> WORK ITEM: Going down the data below, set down exactly the line with "Consider CsRb." and each line after it through the line with "Cs–Rb (4.53 Å): ρ"; no other lines.

Start of EXCERPTED RECORDS

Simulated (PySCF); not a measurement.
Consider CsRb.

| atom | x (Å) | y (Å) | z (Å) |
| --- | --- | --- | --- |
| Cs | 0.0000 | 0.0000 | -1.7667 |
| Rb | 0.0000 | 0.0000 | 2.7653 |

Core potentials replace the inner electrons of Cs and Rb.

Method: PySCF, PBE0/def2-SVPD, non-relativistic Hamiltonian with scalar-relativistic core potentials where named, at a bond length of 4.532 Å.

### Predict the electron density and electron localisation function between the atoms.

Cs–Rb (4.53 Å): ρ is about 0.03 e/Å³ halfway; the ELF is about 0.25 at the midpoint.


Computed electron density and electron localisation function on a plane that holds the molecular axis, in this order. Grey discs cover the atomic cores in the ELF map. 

End of EXCERPTED RECORDS

> EXERCISE ANSWER:
Consider CsRb.

| atom | x (Å) | y (Å) | z (Å) |
| --- | --- | --- | --- |
| Cs | 0.0000 | 0.0000 | -1.7667 |
| Rb | 0.0000 | 0.0000 | 2.7653 |

Core potentials replace the inner electrons of Cs and Rb.

Method: PySCF, PBE0/def2-SVPD, non-relativistic Hamiltonian with scalar-relativistic core potentials where named, at a bond length of 4.532 Å.

### Predict the electron density and electron localisation function between the atoms.

Cs–Rb (4.53 Å): ρ is about 0.03 e/Å³ halfway; the ELF is about 0.25 at the midpoint.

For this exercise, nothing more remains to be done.